- [Work task]
Set down the listing again, word for word.

- [Extracted entries]
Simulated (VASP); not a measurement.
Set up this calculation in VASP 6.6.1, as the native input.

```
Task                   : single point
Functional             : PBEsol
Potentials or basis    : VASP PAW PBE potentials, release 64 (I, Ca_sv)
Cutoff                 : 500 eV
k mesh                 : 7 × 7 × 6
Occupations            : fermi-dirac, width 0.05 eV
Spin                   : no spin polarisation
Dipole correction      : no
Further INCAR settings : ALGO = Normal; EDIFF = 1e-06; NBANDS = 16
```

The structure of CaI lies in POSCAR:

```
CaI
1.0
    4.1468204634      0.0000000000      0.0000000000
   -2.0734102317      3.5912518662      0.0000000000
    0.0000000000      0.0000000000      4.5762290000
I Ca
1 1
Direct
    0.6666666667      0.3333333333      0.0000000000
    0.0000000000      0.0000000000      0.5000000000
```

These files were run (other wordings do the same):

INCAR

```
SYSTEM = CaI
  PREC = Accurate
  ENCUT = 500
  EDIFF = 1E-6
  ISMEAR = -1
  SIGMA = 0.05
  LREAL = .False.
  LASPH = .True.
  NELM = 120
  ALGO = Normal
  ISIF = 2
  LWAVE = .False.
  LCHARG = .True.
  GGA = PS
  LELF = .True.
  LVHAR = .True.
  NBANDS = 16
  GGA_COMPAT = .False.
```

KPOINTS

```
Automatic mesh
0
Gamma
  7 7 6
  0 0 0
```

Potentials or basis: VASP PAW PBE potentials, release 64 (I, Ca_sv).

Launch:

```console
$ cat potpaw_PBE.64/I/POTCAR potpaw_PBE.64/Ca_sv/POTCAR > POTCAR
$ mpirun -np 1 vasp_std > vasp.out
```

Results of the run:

- [Written response]
Simulated (VASP); not a measurement.
Set up this calculation in VASP 6.6.1, as the native input.

```
Task                   : single point
Functional             : PBEsol
Potentials or basis    : VASP PAW PBE potentials, release 64 (I, Ca_sv)
Cutoff                 : 500 eV
k mesh                 : 7 × 7 × 6
Occupations            : fermi-dirac, width 0.05 eV
Spin                   : no spin polarisation
Dipole correction      : no
Further INCAR settings : ALGO = Normal; EDIFF = 1e-06; NBANDS = 16
```

The structure of CaI lies in POSCAR:

```
CaI
1.0
    4.1468204634      0.0000000000      0.0000000000
   -2.0734102317      3.5912518662      0.0000000000
    0.0000000000      0.0000000000      4.5762290000
I Ca
1 1
Direct
    0.6666666667      0.3333333333      0.0000000000
    0.0000000000      0.0000000000      0.5000000000
```

These files were run (other wordings do the same):

INCAR

```
SYSTEM = CaI
  PREC = Accurate
  ENCUT = 500
  EDIFF = 1E-6
  ISMEAR = -1
  SIGMA = 0.05
  LREAL = .False.
  LASPH = .True.
  NELM = 120
  ALGO = Normal
  ISIF = 2
  LWAVE = .False.
  LCHARG = .True.
  GGA = PS
  LELF = .True.
  LVHAR = .True.
  NBANDS = 16
  GGA_COMPAT = .False.
```

KPOINTS

```
Automatic mesh
0
Gamma
  7 7 6
  0 0 0
```

Potentials or basis: VASP PAW PBE potentials, release 64 (I, Ca_sv).

Launch:

```console
$ cat potpaw_PBE.64/I/POTCAR potpaw_PBE.64/Ca_sv/POTCAR > POTCAR
$ mpirun -np 1 vasp_std > vasp.out
```

Results of the run:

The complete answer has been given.